> **Provided data**:

%%

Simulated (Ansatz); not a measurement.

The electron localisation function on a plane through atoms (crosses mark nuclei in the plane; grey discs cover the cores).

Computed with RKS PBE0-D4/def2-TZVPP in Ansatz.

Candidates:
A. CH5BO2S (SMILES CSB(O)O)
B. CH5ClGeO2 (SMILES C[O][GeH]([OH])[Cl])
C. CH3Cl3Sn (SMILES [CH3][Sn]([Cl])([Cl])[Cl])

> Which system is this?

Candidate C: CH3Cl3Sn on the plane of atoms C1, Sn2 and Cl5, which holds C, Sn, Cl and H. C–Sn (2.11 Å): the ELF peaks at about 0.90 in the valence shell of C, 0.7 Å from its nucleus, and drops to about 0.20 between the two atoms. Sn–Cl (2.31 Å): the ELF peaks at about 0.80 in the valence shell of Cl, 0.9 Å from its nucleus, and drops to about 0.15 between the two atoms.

%%

> **Required action**:
Every line from the top of the material above through the line holding "system is this?" should be reproduced word for word, and nothing beyond it.

> **Answer area**:
Simulated (Ansatz); not a measurement.

The electron localisation function on a plane through atoms (crosses mark nuclei in the plane; grey discs cover the cores).

Computed with RKS PBE0-D4/def2-TZVPP in Ansatz.

Candidates:
A. CH5BO2S (SMILES CSB(O)O)
B. CH5ClGeO2 (SMILES C[O][GeH]([OH])[Cl])
C. CH3Cl3Sn (SMILES [CH3][Sn]([Cl])([Cl])[Cl])

> Which system is this?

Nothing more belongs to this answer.